==== Data shown ====

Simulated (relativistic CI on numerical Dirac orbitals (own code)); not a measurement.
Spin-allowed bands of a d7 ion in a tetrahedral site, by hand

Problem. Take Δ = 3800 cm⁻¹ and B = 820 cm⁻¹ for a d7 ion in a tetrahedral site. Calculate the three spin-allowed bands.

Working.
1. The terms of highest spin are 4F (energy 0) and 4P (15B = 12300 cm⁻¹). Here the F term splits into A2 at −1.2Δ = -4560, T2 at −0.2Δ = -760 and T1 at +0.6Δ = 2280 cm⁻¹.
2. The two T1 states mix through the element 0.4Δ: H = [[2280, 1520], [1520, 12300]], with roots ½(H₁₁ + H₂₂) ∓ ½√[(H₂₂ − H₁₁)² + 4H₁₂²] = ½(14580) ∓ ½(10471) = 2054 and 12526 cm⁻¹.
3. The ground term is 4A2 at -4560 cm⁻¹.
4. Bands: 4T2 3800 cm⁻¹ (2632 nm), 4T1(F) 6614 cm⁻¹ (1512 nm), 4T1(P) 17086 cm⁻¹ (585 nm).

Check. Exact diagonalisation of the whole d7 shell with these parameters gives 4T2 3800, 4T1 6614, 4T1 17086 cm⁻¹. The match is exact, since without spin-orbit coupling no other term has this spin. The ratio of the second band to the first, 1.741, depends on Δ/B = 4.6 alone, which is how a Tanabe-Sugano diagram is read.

====

Work task
Print only the lines from the top of the data above down to the line holding "Spin-allowed bands of", inclusive.

Task answer
Simulated (relativistic CI on numerical Dirac orbitals (own code)); not a measurement.
Spin-allowed bands of a d7 ion in a tetrahedral site, by hand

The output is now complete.